> _Assigned task_:
What you return should match every entry, character for character.

> _Provided information_:
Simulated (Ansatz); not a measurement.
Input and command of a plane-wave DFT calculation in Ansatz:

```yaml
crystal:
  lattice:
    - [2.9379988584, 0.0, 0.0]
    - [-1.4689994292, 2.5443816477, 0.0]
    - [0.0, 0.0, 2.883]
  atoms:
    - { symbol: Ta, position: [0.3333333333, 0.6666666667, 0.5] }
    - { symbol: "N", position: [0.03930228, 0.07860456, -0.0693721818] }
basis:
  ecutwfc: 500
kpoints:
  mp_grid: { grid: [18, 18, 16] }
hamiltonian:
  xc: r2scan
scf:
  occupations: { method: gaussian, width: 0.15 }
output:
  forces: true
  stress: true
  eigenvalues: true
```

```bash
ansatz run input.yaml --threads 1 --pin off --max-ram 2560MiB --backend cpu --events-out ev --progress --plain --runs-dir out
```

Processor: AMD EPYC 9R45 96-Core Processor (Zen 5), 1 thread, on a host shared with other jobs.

> _Reply_:
Simulated (Ansatz); not a measurement.
Input and command of a plane-wave DFT calculation in Ansatz:

```yaml
crystal:
  lattice:
    - [2.9379988584, 0.0, 0.0]
    - [-1.4689994292, 2.5443816477, 0.0]
    - [0.0, 0.0, 2.883]
  atoms:
    - { symbol: Ta, position: [0.3333333333, 0.6666666667, 0.5] }
    - { symbol: "N", position: [0.03930228, 0.07860456, -0.0693721818] }
basis:
  ecutwfc: 500
kpoints:
  mp_grid: { grid: [18, 18, 16] }
hamiltonian:
  xc: r2scan
scf:
  occupations: { method: gaussian, width: 0.15 }
output:
  forces: true
  stress: true
  eigenvalues: true
```

```bash
ansatz run input.yaml --threads 1 --pin off --max-ram 2560MiB --backend cpu --events-out ev --progress --plain --runs-dir out
```

Processor: AMD EPYC 9R45 96-Core Processor (Zen 5), 1 thread, on a host shared with other jobs.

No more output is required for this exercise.